## PROVIDED DATA
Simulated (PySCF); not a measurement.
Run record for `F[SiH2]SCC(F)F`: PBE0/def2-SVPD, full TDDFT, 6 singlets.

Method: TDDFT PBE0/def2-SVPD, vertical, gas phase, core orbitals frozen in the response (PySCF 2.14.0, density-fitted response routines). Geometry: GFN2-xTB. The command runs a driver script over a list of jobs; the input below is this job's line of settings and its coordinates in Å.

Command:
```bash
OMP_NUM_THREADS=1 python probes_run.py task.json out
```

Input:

## WORK ITEM
Each record above is to be reproduced verbatim.

## WORKED SOLUTION
Simulated (PySCF); not a measurement.
Run record for `F[SiH2]SCC(F)F`: PBE0/def2-SVPD, full TDDFT, 6 singlets.

Method: TDDFT PBE0/def2-SVPD, vertical, gas phase, core orbitals frozen in the response (PySCF 2.14.0, density-fitted response routines). Geometry: GFN2-xTB. The command runs a driver script over a list of jobs; the input below is this job's line of settings and its coordinates in Å.

Command:
```bash
OMP_NUM_THREADS=1 python probes_run.py task.json out
```

Input:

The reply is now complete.